» **TASK ITEM**:
Set down the lines of the data exactly, starting at the first and stopping after the line containing "Equation of state".

• • • •

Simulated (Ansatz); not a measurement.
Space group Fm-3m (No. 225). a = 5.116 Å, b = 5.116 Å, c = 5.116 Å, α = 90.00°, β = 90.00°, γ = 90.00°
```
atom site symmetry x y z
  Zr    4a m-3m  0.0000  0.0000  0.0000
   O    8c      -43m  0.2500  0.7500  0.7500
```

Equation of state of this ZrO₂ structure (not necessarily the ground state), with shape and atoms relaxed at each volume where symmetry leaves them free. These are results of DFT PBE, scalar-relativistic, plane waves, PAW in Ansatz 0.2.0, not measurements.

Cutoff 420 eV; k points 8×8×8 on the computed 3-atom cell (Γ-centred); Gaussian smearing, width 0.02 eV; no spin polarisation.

• • • •

» **ANSWER AREA**:
Simulated (Ansatz); not a measurement.
Space group Fm-3m (No. 225). a = 5.116 Å, b = 5.116 Å, c = 5.116 Å, α = 90.00°, β = 90.00°, γ = 90.00°
```
atom site symmetry x y z
  Zr    4a m-3m  0.0000  0.0000  0.0000
   O    8c      -43m  0.2500  0.7500  0.7500
```

Equation of state of this ZrO₂ structure (not necessarily the ground state), with shape and atoms relaxed at each volume where symmetry leaves them free. These are results of DFT PBE, scalar-relativistic, plane waves, PAW in Ansatz 0.2.0, not measurements.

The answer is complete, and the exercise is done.